'''

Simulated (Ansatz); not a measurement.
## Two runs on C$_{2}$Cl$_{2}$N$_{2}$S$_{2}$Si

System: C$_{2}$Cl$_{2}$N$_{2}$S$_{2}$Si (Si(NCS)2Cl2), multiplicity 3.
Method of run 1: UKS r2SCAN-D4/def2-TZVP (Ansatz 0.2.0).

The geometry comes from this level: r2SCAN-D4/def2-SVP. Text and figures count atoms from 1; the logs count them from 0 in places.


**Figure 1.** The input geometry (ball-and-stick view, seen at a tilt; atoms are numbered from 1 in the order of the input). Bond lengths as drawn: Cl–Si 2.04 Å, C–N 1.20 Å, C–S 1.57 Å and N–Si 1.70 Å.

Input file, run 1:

'''

**BRIEF:** Reproduce only the lines from the top of the material through the one bearing "The geometry comes", each exactly as it stands.

**SOLUTION:**
Simulated (Ansatz); not a measurement.
## Two runs on C$_{2}$Cl$_{2}$N$_{2}$S$_{2}$Si

System: C$_{2}$Cl$_{2}$N$_{2}$S$_{2}$Si (Si(NCS)2Cl2), multiplicity 3.
Method of run 1: UKS r2SCAN-D4/def2-TZVP (Ansatz 0.2.0).

The geometry comes from this level: r2SCAN-D4/def2-SVP. Text and figures count atoms from 1; the logs count them from 0 in places.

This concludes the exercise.